Start of PROVIDED RECORDS

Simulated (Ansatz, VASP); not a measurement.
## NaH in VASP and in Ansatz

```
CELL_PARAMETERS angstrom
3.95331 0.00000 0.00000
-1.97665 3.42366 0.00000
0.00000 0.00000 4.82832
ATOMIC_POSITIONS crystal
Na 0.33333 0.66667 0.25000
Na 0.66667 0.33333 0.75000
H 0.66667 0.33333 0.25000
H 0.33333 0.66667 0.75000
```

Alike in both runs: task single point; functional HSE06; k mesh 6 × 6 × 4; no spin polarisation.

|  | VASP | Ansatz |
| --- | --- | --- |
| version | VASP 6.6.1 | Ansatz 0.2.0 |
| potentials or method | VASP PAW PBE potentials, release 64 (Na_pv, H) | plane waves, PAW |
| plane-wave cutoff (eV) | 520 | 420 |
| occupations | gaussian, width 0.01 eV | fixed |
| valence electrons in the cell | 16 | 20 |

End of PROVIDED RECORDS

--- REQUIREMENT ---
What you should produce is an exact retyping of every line above.

--- REPLY ---
Simulated (Ansatz, VASP); not a measurement.
## NaH in VASP and in Ansatz

```
CELL_PARAMETERS angstrom
3.95331 0.00000 0.00000
-1.97665 3.42366 0.00000
0.00000 0.00000 4.82832
ATOMIC_POSITIONS crystal
Na 0.33333 0.66667 0.25000
Na 0.66667 0.33333 0.75000
H 0.66667 0.33333 0.25000
H 0.33333 0.66667 0.75000
```

Alike in both runs: task single point; functional HSE06; k mesh 6 × 6 × 4; no spin polarisation.

|  | VASP | Ansatz |
| --- | --- | --- |
| version | VASP 6.6.1 | Ansatz 0.2.0 |
| potentials or method | VASP PAW PBE potentials, release 64 (Na_pv, H) | plane waves, PAW |
| plane-wave cutoff (eV) | 520 | 420 |
| occupations | gaussian, width 0.01 eV | fixed |
| valence electrons in the cell | 16 | 20 |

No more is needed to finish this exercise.